▶ [Action item]: Copy out all of the data exactly as it appears.

▶ [Raw data]:
==============================

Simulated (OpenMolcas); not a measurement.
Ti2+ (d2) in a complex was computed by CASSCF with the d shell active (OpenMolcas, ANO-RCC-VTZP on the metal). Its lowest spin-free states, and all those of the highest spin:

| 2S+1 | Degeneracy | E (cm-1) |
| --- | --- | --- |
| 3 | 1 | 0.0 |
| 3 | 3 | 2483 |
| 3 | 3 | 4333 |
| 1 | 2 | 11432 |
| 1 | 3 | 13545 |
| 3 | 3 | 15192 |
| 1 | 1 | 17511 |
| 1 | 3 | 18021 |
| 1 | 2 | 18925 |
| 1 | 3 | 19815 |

==============================

▶ [Task response]:
Simulated (OpenMolcas); not a measurement.
Ti2+ (d2) in a complex was computed by CASSCF with the d shell active (OpenMolcas, ANO-RCC-VTZP on the metal). Its lowest spin-free states, and all those of the highest spin:

| 2S+1 | Degeneracy | E (cm-1) |
| --- | --- | --- |
| 3 | 1 | 0.0 |
| 3 | 3 | 2483 |
| 3 | 3 | 4333 |
| 1 | 2 | 11432 |
| 1 | 3 | 13545 |
| 3 | 3 | 15192 |
| 1 | 1 | 17511 |
| 1 | 3 | 18021 |
| 1 | 2 | 18925 |
| 1 | 3 | 19815 |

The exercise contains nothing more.